◆ Activity
Please repeat, from the entries that follow, the lines from the one containing "Programs: Ansatz (Gaussian" through the one containing "Correlated levels freeze" exactly, adding nothing.

◆ Extracted data
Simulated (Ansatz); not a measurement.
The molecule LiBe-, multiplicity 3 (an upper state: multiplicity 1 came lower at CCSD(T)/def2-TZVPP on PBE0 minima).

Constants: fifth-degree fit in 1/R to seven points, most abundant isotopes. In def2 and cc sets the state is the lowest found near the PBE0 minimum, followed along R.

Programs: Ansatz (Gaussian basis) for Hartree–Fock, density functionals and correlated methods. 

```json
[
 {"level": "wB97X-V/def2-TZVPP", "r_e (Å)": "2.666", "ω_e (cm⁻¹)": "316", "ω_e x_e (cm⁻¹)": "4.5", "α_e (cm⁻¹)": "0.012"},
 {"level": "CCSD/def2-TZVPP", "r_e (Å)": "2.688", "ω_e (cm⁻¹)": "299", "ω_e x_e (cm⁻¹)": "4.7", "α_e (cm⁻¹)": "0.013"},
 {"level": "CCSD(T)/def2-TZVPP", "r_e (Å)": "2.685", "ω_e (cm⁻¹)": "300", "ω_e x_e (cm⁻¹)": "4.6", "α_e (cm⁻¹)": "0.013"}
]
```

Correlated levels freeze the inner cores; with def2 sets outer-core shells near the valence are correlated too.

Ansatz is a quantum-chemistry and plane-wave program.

◆ Exercise answer
Programs: Ansatz (Gaussian basis) for Hartree–Fock, density functionals and correlated methods. 

```json
[
 {"level": "wB97X-V/def2-TZVPP", "r_e (Å)": "2.666", "ω_e (cm⁻¹)": "316", "ω_e x_e (cm⁻¹)": "4.5", "α_e (cm⁻¹)": "0.012"},
 {"level": "CCSD/def2-TZVPP", "r_e (Å)": "2.688", "ω_e (cm⁻¹)": "299", "ω_e x_e (cm⁻¹)": "4.7", "α_e (cm⁻¹)": "0.013"},
 {"level": "CCSD(T)/def2-TZVPP", "r_e (Å)": "2.685", "ω_e (cm⁻¹)": "300", "ω_e x_e (cm⁻¹)": "4.6", "α_e (cm⁻¹)": "0.013"}
]
```

Correlated levels freeze the inner cores; with def2 sets outer-core shells near the valence are correlated too.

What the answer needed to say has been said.